---*---

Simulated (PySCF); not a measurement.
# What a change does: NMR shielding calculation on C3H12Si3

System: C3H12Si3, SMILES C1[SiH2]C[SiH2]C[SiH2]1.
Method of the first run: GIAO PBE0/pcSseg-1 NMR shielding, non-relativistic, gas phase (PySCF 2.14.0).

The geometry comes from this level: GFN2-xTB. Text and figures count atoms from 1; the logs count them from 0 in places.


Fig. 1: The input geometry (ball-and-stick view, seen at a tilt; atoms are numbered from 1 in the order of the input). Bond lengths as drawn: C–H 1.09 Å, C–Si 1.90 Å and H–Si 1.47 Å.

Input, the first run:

---*---

• _WORK ORDER_
Quote exactly the stretch of lines above that starts at the first one and ends at the line with "Fig. 1: The", and nothing beyond it.

• _TASK RESULT_
Simulated (PySCF); not a measurement.
# What a change does: NMR shielding calculation on C3H12Si3

System: C3H12Si3, SMILES C1[SiH2]C[SiH2]C[SiH2]1.
Method of the first run: GIAO PBE0/pcSseg-1 NMR shielding, non-relativistic, gas phase (PySCF 2.14.0).

The geometry comes from this level: GFN2-xTB. Text and figures count atoms from 1; the logs count them from 0 in places.


Fig. 1: The input geometry (ball-and-stick view, seen at a tilt; atoms are numbered from 1 in the order of the input). Bond lengths as drawn: C–H 1.09 Å, C–Si 1.90 Å and H–Si 1.47 Å.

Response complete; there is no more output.